■ REQUIRED ACTION ■
Please repeat only the stretch of records running from the first line through the line that contains "Born–Oppenheimer molecular dynamics".

------------------------------------------------------------
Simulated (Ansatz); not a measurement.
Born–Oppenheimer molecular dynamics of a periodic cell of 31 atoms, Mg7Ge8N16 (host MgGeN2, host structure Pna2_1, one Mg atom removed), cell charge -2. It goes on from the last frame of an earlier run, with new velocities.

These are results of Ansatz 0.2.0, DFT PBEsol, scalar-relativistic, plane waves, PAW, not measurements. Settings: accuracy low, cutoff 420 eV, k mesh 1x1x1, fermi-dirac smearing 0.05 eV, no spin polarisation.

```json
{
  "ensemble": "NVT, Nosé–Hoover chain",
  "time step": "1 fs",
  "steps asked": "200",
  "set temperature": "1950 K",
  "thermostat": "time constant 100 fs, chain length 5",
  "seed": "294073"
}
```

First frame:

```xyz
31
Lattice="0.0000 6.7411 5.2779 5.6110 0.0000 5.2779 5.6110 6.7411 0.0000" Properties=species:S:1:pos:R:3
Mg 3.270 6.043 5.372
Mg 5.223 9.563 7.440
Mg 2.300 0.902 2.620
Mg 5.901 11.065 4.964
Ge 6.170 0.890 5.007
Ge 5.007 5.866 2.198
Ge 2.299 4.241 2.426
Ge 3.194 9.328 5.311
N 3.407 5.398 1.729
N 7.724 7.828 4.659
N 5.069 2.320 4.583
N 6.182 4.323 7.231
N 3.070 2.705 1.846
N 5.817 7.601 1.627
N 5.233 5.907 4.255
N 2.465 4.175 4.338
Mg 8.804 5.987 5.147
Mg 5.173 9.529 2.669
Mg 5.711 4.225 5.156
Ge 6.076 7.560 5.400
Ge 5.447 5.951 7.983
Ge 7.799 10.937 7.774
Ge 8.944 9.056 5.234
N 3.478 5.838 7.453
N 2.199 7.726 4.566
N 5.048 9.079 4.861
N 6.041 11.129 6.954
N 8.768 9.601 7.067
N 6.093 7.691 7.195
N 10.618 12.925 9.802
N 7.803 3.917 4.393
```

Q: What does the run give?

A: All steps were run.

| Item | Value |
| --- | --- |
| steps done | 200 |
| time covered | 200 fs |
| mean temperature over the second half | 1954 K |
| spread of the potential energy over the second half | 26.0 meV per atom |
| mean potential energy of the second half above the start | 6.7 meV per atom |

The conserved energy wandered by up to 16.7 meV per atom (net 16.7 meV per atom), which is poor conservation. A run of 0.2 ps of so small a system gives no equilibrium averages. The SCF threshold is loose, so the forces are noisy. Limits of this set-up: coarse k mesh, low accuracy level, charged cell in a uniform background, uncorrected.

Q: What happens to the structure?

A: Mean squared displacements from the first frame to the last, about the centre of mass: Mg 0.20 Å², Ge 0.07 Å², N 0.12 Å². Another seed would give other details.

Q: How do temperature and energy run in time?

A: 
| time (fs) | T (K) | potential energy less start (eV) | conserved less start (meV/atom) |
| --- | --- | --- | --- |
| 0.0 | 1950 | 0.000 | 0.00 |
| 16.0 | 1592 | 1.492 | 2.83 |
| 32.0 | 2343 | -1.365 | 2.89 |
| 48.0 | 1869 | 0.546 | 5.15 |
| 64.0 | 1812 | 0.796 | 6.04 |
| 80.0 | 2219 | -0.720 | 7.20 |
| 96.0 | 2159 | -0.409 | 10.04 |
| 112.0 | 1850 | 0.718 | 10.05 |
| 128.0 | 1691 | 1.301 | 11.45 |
------------------------------------------------------------

■ ANSWER SECTION ■
Simulated (Ansatz); not a measurement.
Born–Oppenheimer molecular dynamics of a periodic cell of 31 atoms, Mg7Ge8N16 (host MgGeN2, host structure Pna2_1, one Mg atom removed), cell charge -2. It goes on from the last frame of an earlier run, with new velocities.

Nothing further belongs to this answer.